*** Block opens ***

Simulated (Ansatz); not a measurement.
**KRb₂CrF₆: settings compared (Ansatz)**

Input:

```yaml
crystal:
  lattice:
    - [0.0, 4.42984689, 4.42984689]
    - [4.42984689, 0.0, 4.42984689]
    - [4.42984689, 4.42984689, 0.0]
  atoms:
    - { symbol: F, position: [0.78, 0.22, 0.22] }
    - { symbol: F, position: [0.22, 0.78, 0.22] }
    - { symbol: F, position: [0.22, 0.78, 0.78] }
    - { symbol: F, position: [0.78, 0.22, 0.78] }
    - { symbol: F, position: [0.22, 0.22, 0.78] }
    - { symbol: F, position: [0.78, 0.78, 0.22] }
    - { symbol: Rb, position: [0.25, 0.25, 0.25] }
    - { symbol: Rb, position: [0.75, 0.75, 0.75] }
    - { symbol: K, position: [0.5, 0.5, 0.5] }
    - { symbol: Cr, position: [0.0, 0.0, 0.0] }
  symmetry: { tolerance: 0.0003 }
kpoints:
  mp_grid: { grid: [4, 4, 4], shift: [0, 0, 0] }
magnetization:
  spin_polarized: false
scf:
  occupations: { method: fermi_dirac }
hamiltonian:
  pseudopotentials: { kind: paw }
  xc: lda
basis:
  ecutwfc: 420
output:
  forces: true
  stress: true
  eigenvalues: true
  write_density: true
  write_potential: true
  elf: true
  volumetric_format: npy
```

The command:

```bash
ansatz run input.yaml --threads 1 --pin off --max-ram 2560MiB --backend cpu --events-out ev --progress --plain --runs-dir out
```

*** Block closes ***

▶ [Exercise]
Repeat the whole listing, keeping every word exact.

▶ [Written solution]
Simulated (Ansatz); not a measurement.
**KRb₂CrF₆: settings compared (Ansatz)**

Input:

```yaml
crystal:
  lattice:
    - [0.0, 4.42984689, 4.42984689]
    - [4.42984689, 0.0, 4.42984689]
    - [4.42984689, 4.42984689, 0.0]
  atoms:
    - { symbol: F, position: [0.78, 0.22, 0.22] }
    - { symbol: F, position: [0.22, 0.78, 0.22] }
    - { symbol: F, position: [0.22, 0.78, 0.78] }
    - { symbol: F, position: [0.78, 0.22, 0.78] }
    - { symbol: F, position: [0.22, 0.22, 0.78] }
    - { symbol: F, position: [0.78, 0.78, 0.22] }
    - { symbol: Rb, position: [0.25, 0.25, 0.25] }
    - { symbol: Rb, position: [0.75, 0.75, 0.75] }
    - { symbol: K, position: [0.5, 0.5, 0.5] }
    - { symbol: Cr, position: [0.0, 0.0, 0.0] }
  symmetry: { tolerance: 0.0003 }
kpoints:
  mp_grid: { grid: [4, 4, 4], shift: [0, 0, 0] }
magnetization:
  spin_polarized: false
scf:
  occupations: { method: fermi_dirac }
hamiltonian:
  pseudopotentials: { kind: paw }
  xc: lda
basis:
  ecutwfc: 420
output:
  forces: true
  stress: true
  eigenvalues: true
  write_density: true
  write_potential: true
  elf: true
  volumetric_format: npy
```

The command:

```bash
ansatz run input.yaml --threads 1 --pin off --max-ram 2560MiB --backend cpu --events-out ev --progress --plain --runs-dir out
```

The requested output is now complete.